Work instruction: Please return, with no alterations, the lines below from the very first through the one that contains "Counting electrons, bismuth".

Data records:
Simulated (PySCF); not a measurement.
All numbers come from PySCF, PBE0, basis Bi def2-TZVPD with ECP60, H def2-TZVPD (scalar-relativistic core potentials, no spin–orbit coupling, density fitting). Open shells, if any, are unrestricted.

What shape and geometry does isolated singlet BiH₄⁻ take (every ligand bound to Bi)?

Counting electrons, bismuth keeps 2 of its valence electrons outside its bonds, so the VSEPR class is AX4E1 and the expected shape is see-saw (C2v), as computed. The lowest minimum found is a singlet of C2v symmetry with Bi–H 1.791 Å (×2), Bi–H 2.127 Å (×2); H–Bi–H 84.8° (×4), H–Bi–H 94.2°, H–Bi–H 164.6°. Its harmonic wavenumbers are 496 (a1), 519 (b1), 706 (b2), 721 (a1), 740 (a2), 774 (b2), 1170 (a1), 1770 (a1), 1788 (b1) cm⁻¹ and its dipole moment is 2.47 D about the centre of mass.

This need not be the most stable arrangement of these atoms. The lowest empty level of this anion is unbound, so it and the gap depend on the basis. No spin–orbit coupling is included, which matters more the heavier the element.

Exercise output:
Simulated (PySCF); not a measurement.
All numbers come from PySCF, PBE0, basis Bi def2-TZVPD with ECP60, H def2-TZVPD (scalar-relativistic core potentials, no spin–orbit coupling, density fitting). Open shells, if any, are unrestricted.

What shape and geometry does isolated singlet BiH₄⁻ take (every ligand bound to Bi)?

Counting electrons, bismuth keeps 2 of its valence electrons outside its bonds, so the VSEPR class is AX4E1 and the expected shape is see-saw (C2v), as computed. The lowest minimum found is a singlet of C2v symmetry with Bi–H 1.791 Å (×2), Bi–H 2.127 Å (×2); H–Bi–H 84.8° (×4), H–Bi–H 94.2°, H–Bi–H 164.6°. Its harmonic wavenumbers are 496 (a1), 519 (b1), 706 (b2), 721 (a1), 740 (a2), 774 (b2), 1170 (a1), 1770 (a1), 1788 (b1) cm⁻¹ and its dipole moment is 2.47 D about the centre of mass.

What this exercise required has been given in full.